Work instruction >> In the listing below, start your output at the line with "Alike in both" and end it after the line with "VASP | Ansatz |", copying every line exactly.

--- Given entries Enclosed Below ---
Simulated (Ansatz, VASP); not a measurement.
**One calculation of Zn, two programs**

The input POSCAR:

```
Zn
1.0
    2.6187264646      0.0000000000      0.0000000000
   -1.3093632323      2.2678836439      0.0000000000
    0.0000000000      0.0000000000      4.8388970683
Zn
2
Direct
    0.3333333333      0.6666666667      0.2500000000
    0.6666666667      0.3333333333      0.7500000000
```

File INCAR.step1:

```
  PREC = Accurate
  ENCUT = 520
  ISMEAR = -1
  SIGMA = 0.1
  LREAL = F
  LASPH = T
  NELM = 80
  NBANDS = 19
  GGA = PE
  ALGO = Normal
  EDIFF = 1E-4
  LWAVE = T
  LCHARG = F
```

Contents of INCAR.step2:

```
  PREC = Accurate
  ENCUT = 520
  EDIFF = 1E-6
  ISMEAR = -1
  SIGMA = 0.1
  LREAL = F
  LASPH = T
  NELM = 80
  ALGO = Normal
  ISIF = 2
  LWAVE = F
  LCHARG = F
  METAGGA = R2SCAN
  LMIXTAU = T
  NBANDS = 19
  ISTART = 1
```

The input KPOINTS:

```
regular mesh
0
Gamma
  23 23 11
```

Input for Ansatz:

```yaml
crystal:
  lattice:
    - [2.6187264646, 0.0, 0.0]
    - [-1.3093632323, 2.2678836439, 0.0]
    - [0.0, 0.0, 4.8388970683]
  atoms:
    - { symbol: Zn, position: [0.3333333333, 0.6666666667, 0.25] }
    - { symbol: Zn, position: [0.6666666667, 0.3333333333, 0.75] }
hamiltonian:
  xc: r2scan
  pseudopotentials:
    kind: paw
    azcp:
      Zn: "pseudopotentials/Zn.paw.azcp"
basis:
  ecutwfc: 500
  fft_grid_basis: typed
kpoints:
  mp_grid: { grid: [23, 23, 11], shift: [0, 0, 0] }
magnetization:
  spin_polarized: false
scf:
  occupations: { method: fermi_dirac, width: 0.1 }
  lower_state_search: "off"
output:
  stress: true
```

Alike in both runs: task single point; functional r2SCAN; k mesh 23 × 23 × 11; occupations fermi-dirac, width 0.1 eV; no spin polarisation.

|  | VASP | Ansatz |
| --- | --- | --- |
--- End of Enclosed Given entries ---

Answer area >>
Alike in both runs: task single point; functional r2SCAN; k mesh 23 × 23 × 11; occupations fermi-dirac, width 0.1 eV; no spin polarisation.

|  | VASP | Ansatz |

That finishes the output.